━━ Data under study ━━

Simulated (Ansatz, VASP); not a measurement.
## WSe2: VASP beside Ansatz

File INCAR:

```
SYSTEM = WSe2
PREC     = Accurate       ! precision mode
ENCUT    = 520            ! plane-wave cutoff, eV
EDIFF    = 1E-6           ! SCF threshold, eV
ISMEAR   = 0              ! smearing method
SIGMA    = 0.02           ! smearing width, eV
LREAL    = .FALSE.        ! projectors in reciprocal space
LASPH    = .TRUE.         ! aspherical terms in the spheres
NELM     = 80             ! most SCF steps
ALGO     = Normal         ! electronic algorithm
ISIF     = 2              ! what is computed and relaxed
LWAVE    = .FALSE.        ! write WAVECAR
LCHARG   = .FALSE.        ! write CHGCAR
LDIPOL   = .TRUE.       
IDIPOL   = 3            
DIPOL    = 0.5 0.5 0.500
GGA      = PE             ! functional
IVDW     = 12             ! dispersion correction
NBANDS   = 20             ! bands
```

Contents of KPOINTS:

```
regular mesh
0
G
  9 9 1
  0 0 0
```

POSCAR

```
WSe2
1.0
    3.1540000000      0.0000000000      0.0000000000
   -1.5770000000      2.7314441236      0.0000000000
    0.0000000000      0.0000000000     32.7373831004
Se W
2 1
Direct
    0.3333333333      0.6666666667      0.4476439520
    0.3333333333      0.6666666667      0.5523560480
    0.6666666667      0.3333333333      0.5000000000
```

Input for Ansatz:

━━━

Action item: Extract the complete listing above, reproducing each line exactly.

Response box:
Simulated (Ansatz, VASP); not a measurement.
## WSe2: VASP beside Ansatz

File INCAR:

```
SYSTEM = WSe2
PREC     = Accurate       ! precision mode
ENCUT    = 520            ! plane-wave cutoff, eV
EDIFF    = 1E-6           ! SCF threshold, eV
ISMEAR   = 0              ! smearing method
SIGMA    = 0.02           ! smearing width, eV
LREAL    = .FALSE.        ! projectors in reciprocal space
LASPH    = .TRUE.         ! aspherical terms in the spheres
NELM     = 80             ! most SCF steps
ALGO     = Normal         ! electronic algorithm
ISIF     = 2              ! what is computed and relaxed
LWAVE    = .FALSE.        ! write WAVECAR
LCHARG   = .FALSE.        ! write CHGCAR
LDIPOL   = .TRUE.       
IDIPOL   = 3            
DIPOL    = 0.5 0.5 0.500
GGA      = PE             ! functional
IVDW     = 12             ! dispersion correction
NBANDS   = 20             ! bands
```

Contents of KPOINTS:

```
regular mesh
0
G
  9 9 1
  0 0 0
```

POSCAR

```
WSe2
1.0
    3.1540000000      0.0000000000      0.0000000000
   -1.5770000000      2.7314441236      0.0000000000
    0.0000000000      0.0000000000     32.7373831004
Se W
2 1
Direct
    0.3333333333      0.6666666667      0.4476439520
    0.3333333333      0.6666666667      0.5523560480
    0.6666666667      0.3333333333      0.5000000000
```

Input for Ansatz:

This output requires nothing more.